ASSIGNED TASK: Of the entries below, return only those lines from the line with "U after step" to the line with "0.270569, 0.650244, 1.089222]", exactly, both included.

AVAILABLE DATA:
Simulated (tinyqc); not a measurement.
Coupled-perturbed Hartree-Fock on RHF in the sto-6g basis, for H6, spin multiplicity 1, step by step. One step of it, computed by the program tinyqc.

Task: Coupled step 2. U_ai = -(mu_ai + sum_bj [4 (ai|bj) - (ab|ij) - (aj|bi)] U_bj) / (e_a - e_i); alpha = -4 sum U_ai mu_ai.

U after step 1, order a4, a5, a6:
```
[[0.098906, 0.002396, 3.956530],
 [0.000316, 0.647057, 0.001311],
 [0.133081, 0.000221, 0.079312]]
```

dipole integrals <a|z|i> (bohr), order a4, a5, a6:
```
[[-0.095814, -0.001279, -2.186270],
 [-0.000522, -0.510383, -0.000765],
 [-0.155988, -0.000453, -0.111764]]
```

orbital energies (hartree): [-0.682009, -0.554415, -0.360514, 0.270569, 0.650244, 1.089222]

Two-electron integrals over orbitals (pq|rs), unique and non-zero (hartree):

TASK RESULT:
U after step 1, order a4, a5, a6:
```
[[0.098906, 0.002396, 3.956530],
 [0.000316, 0.647057, 0.001311],
 [0.133081, 0.000221, 0.079312]]
```

dipole integrals <a|z|i> (bohr), order a4, a5, a6:
```
[[-0.095814, -0.001279, -2.186270],
 [-0.000522, -0.510383, -0.000765],
 [-0.155988, -0.000453, -0.111764]]
```

orbital energies (hartree): [-0.682009, -0.554415, -0.360514, 0.270569, 0.650244, 1.089222]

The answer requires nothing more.